Study material →
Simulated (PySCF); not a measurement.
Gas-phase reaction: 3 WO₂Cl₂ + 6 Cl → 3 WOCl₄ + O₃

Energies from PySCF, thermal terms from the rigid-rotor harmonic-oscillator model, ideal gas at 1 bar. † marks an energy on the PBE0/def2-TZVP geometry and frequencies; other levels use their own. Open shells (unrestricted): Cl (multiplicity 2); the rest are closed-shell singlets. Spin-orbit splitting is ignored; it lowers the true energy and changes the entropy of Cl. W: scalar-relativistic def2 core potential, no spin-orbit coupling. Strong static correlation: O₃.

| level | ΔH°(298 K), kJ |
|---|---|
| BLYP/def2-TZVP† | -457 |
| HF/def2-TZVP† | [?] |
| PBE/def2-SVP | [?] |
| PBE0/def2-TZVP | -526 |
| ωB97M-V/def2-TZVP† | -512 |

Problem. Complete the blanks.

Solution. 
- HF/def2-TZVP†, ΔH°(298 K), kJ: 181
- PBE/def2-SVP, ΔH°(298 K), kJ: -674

Required action →
Return an exact copy of the listing above, complete in every line.

Answer section →
Simulated (PySCF); not a measurement.
Gas-phase reaction: 3 WO₂Cl₂ + 6 Cl → 3 WOCl₄ + O₃

Energies from PySCF, thermal terms from the rigid-rotor harmonic-oscillator model, ideal gas at 1 bar. † marks an energy on the PBE0/def2-TZVP geometry and frequencies; other levels use their own. Open shells (unrestricted): Cl (multiplicity 2); the rest are closed-shell singlets. Spin-orbit splitting is ignored; it lowers the true energy and changes the entropy of Cl. W: scalar-relativistic def2 core potential, no spin-orbit coupling. Strong static correlation: O₃.

| level | ΔH°(298 K), kJ |
|---|---|
| BLYP/def2-TZVP† | -457 |
| HF/def2-TZVP† | [?] |
| PBE/def2-SVP | [?] |
| PBE0/def2-TZVP | -526 |
| ωB97M-V/def2-TZVP† | -512 |

Problem. Complete the blanks.

Solution. 
- HF/def2-TZVP†, ΔH°(298 K), kJ: 181
- PBE/def2-SVP, ΔH°(298 K), kJ: -674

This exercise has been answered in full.